╭─ Extracted records

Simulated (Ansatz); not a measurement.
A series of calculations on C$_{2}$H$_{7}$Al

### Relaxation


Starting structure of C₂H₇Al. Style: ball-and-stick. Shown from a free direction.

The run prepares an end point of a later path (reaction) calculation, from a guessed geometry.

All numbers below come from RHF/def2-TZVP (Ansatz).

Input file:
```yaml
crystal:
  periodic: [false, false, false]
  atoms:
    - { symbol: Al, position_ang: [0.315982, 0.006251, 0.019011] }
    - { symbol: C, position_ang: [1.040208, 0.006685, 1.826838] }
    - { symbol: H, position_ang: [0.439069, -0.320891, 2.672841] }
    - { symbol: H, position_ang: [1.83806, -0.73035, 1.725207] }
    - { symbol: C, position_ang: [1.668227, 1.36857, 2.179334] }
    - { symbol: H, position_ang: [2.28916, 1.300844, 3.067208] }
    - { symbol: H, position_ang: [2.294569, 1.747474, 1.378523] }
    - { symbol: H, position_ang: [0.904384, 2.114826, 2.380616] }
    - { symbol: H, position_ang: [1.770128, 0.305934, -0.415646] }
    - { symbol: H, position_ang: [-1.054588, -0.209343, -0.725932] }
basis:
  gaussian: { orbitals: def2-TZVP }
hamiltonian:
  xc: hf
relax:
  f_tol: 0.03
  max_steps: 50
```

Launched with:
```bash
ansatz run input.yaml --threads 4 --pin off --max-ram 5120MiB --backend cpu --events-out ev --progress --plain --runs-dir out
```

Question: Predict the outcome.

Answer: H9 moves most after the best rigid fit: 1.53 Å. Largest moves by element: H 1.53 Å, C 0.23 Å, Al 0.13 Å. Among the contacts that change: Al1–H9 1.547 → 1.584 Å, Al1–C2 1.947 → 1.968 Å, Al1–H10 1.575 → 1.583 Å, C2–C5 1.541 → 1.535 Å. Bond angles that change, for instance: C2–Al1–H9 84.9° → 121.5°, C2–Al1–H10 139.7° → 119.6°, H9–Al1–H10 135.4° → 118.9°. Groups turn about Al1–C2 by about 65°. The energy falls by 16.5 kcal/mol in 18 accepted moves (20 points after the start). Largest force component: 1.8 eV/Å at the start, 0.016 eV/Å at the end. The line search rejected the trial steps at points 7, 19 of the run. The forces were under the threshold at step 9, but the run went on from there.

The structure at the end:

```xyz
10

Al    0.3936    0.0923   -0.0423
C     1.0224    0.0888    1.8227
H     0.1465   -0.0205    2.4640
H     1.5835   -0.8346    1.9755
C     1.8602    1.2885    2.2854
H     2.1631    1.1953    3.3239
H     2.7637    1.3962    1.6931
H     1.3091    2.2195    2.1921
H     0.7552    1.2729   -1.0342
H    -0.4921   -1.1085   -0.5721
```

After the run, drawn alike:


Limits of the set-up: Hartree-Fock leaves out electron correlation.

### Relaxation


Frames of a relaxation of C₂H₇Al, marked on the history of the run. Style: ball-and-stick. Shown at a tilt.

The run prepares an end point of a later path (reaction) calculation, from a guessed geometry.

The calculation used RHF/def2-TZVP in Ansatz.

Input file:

╰─

#### Requirement:
Everything above from the line containing "Limits of the" down to the line containing "The calculation used RHF/def2-TZVP in Ansatz." is to be transcribed exactly, with both of those lines included and nothing else added.

#### Written answer:
Limits of the set-up: Hartree-Fock leaves out electron correlation.

### Relaxation


Frames of a relaxation of C₂H₇Al, marked on the history of the run. Style: ball-and-stick. Shown at a tilt.

The run prepares an end point of a later path (reaction) calculation, from a guessed geometry.

The calculation used RHF/def2-TZVP in Ansatz.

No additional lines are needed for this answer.